[Opening INFORMATION section]
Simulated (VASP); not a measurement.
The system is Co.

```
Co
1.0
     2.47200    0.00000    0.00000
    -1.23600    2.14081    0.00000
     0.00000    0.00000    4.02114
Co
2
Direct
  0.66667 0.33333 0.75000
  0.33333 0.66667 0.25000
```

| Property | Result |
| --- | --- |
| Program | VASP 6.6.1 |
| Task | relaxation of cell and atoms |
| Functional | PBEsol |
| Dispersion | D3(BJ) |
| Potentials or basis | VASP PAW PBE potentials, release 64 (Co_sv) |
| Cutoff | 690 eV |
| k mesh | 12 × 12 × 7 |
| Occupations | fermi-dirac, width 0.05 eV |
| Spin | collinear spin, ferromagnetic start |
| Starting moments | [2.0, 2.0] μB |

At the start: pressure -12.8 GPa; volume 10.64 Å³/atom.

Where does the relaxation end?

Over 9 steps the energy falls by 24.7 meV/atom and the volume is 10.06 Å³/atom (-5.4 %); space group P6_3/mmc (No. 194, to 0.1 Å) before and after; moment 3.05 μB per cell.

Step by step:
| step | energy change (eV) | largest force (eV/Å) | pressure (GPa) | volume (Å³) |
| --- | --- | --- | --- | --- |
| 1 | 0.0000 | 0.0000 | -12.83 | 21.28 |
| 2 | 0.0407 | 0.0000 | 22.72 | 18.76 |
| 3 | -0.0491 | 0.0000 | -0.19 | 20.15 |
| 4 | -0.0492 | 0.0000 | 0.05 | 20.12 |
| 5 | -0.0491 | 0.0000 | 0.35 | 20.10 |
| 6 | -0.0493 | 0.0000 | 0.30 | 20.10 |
[Closing INFORMATION section]

• ASSIGNMENT: Up to and including the line with "At the start: pressure", print every line of the material above, starting from its first line, exactly.

• RESPONSE AREA:
Simulated (VASP); not a measurement.
The system is Co.

```
Co
1.0
     2.47200    0.00000    0.00000
    -1.23600    2.14081    0.00000
     0.00000    0.00000    4.02114
Co
2
Direct
  0.66667 0.33333 0.75000
  0.33333 0.66667 0.25000
```

| Property | Result |
| --- | --- |
| Program | VASP 6.6.1 |
| Task | relaxation of cell and atoms |
| Functional | PBEsol |
| Dispersion | D3(BJ) |
| Potentials or basis | VASP PAW PBE potentials, release 64 (Co_sv) |
| Cutoff | 690 eV |
| k mesh | 12 × 12 × 7 |
| Occupations | fermi-dirac, width 0.05 eV |
| Spin | collinear spin, ferromagnetic start |
| Starting moments | [2.0, 2.0] μB |

At the start: pressure -12.8 GPa; volume 10.64 Å³/atom.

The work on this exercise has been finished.